▶ **WORK ORDER**
Write the listing out again, exactly as it reads below.

▶ **DATASET CONTENT**
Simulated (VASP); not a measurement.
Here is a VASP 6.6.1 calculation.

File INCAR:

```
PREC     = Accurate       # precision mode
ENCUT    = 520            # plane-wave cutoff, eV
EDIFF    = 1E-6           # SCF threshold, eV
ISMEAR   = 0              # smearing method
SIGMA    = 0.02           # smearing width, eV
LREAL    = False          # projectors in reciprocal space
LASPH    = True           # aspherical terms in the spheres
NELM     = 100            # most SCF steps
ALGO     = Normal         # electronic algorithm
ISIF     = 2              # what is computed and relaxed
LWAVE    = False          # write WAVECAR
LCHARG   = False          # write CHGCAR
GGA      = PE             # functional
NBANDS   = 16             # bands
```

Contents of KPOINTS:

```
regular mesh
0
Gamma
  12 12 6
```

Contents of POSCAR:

▶ **TASK SOLUTION**
Simulated (VASP); not a measurement.
Here is a VASP 6.6.1 calculation.

File INCAR:

```
PREC     = Accurate       # precision mode
ENCUT    = 520            # plane-wave cutoff, eV
EDIFF    = 1E-6           # SCF threshold, eV
ISMEAR   = 0              # smearing method
SIGMA    = 0.02           # smearing width, eV
LREAL    = False          # projectors in reciprocal space
LASPH    = True           # aspherical terms in the spheres
NELM     = 100            # most SCF steps
ALGO     = Normal         # electronic algorithm
ISIF     = 2              # what is computed and relaxed
LWAVE    = False          # write WAVECAR
LCHARG   = False          # write CHGCAR
GGA      = PE             # functional
NBANDS   = 16             # bands
```

Contents of KPOINTS:

```
regular mesh
0
Gamma
  12 12 6
```

Contents of POSCAR:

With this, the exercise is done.